Record excerpts:
BEGIN

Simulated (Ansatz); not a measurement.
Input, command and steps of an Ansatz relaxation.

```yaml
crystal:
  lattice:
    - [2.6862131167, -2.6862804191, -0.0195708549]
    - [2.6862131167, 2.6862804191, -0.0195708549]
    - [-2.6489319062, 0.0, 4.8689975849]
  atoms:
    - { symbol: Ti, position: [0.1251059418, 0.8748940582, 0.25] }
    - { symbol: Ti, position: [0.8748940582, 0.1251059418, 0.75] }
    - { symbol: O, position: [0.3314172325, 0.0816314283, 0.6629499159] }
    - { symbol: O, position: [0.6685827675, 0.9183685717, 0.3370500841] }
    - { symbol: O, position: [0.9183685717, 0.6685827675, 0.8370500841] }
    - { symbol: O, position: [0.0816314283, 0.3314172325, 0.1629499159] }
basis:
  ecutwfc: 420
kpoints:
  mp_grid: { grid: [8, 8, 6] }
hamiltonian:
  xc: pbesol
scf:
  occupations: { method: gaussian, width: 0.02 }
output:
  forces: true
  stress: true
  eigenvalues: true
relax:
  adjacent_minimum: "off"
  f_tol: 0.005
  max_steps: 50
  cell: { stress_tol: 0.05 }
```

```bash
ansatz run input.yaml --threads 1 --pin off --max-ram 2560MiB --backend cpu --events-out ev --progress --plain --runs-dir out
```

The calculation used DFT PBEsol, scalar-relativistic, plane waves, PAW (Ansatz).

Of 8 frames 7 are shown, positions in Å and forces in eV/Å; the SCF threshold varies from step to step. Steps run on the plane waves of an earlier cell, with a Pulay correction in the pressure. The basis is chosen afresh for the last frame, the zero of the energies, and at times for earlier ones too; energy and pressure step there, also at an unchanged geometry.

END

Quote every line from the beginning of the entries up to and including the line that contains "The calculation used".

Exercise output:
Simulated (Ansatz); not a measurement.
Input, command and steps of an Ansatz relaxation.

```yaml
crystal:
  lattice:
    - [2.6862131167, -2.6862804191, -0.0195708549]
    - [2.6862131167, 2.6862804191, -0.0195708549]
    - [-2.6489319062, 0.0, 4.8689975849]
  atoms:
    - { symbol: Ti, position: [0.1251059418, 0.8748940582, 0.25] }
    - { symbol: Ti, position: [0.8748940582, 0.1251059418, 0.75] }
    - { symbol: O, position: [0.3314172325, 0.0816314283, 0.6629499159] }
    - { symbol: O, position: [0.6685827675, 0.9183685717, 0.3370500841] }
    - { symbol: O, position: [0.9183685717, 0.6685827675, 0.8370500841] }
    - { symbol: O, position: [0.0816314283, 0.3314172325, 0.1629499159] }
basis:
  ecutwfc: 420
kpoints:
  mp_grid: { grid: [8, 8, 6] }
hamiltonian:
  xc: pbesol
scf:
  occupations: { method: gaussian, width: 0.02 }
output:
  forces: true
  stress: true
  eigenvalues: true
relax:
  adjacent_minimum: "off"
  f_tol: 0.005
  max_steps: 50
  cell: { stress_tol: 0.05 }
```

```bash
ansatz run input.yaml --threads 1 --pin off --max-ram 2560MiB --backend cpu --events-out ev --progress --plain --runs-dir out
```

The calculation used DFT PBEsol, scalar-relativistic, plane waves, PAW (Ansatz).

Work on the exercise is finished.